» RECORDS SUPPLIED
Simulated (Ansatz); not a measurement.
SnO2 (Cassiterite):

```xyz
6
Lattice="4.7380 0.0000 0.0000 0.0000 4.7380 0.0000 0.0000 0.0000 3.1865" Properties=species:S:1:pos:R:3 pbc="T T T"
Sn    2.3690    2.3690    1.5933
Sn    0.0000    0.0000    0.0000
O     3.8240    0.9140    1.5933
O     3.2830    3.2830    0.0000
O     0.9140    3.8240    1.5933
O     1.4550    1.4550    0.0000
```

» ACTIVITY
Each line of the records must be reproduced exactly.

» ANSWER BOX
Simulated (Ansatz); not a measurement.
SnO2 (Cassiterite):

```xyz
6
Lattice="4.7380 0.0000 0.0000 0.0000 4.7380 0.0000 0.0000 0.0000 3.1865" Properties=species:S:1:pos:R:3 pbc="T T T"
Sn    2.3690    2.3690    1.5933
Sn    0.0000    0.0000    0.0000
O     3.8240    0.9140    1.5933
O     3.2830    3.2830    0.0000
O     0.9140    3.8240    1.5933
O     1.4550    1.4550    0.0000
```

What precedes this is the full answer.